— Supplied entries —
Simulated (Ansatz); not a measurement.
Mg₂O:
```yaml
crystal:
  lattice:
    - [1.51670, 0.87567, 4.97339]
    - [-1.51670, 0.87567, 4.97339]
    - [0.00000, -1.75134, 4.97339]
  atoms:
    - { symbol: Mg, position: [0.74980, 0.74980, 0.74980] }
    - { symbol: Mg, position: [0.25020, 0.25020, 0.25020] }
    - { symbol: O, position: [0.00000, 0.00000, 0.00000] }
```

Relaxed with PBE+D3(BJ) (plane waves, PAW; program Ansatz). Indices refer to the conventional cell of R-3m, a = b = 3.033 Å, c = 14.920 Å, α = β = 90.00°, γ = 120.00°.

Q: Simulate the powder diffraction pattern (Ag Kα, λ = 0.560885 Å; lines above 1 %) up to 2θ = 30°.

— Assigned task —
From the first line of the listing above to the line that contains "Relaxed with PBE+D3(BJ)", inclusive, restate every line word for word. Nothing else belongs in the answer.

— Answer space —
Simulated (Ansatz); not a measurement.
Mg₂O:
```yaml
crystal:
  lattice:
    - [1.51670, 0.87567, 4.97339]
    - [-1.51670, 0.87567, 4.97339]
    - [0.00000, -1.75134, 4.97339]
  atoms:
    - { symbol: Mg, position: [0.74980, 0.74980, 0.74980] }
    - { symbol: Mg, position: [0.25020, 0.25020, 0.25020] }
    - { symbol: O, position: [0.00000, 0.00000, 0.00000] }
```

Relaxed with PBE+D3(BJ) (plane waves, PAW; program Ansatz). Indices refer to the conventional cell of R-3m, a = b = 3.033 Å, c = 14.920 Å, α = β = 90.00°, γ = 120.00°.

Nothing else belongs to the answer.